RECORD EXCERPTS
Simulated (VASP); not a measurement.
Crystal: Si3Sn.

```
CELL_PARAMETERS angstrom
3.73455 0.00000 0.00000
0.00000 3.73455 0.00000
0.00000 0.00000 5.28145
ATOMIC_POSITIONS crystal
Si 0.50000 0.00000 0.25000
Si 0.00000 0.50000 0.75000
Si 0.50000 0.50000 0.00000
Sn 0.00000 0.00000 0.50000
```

ACTIVITY
Output each line of the material above. Nothing should differ from the original.

WORKED SOLUTION
Simulated (VASP); not a measurement.
Crystal: Si3Sn.

```
CELL_PARAMETERS angstrom
3.73455 0.00000 0.00000
0.00000 3.73455 0.00000
0.00000 0.00000 5.28145
ATOMIC_POSITIONS crystal
Si 0.50000 0.00000 0.25000
Si 0.00000 0.50000 0.75000
Si 0.50000 0.50000 0.00000
Sn 0.00000 0.00000 0.50000
```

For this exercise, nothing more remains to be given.